# [PROVIDED MATERIAL]
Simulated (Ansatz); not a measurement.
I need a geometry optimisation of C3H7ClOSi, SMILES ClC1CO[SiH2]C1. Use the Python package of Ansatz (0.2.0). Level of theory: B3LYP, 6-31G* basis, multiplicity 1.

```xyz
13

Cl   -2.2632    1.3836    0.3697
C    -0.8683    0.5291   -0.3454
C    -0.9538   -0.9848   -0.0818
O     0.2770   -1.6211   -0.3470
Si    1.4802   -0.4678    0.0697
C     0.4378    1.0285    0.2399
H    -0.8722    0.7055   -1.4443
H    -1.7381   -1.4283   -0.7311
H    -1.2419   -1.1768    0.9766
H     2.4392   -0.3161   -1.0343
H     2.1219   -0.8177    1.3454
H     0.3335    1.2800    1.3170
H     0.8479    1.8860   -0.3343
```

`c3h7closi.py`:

# [WORK TASK]
Reprint the entire listing exactly.

# [SOLUTION]
Simulated (Ansatz); not a measurement.
I need a geometry optimisation of C3H7ClOSi, SMILES ClC1CO[SiH2]C1. Use the Python package of Ansatz (0.2.0). Level of theory: B3LYP, 6-31G* basis, multiplicity 1.

```xyz
13

Cl   -2.2632    1.3836    0.3697
C    -0.8683    0.5291   -0.3454
C    -0.9538   -0.9848   -0.0818
O     0.2770   -1.6211   -0.3470
Si    1.4802   -0.4678    0.0697
C     0.4378    1.0285    0.2399
H    -0.8722    0.7055   -1.4443
H    -1.7381   -1.4283   -0.7311
H    -1.2419   -1.1768    0.9766
H     2.4392   -0.3161   -1.0343
H     2.1219   -0.8177    1.3454
H     0.3335    1.2800    1.3170
H     0.8479    1.8860   -0.3343
```

`c3h7closi.py`:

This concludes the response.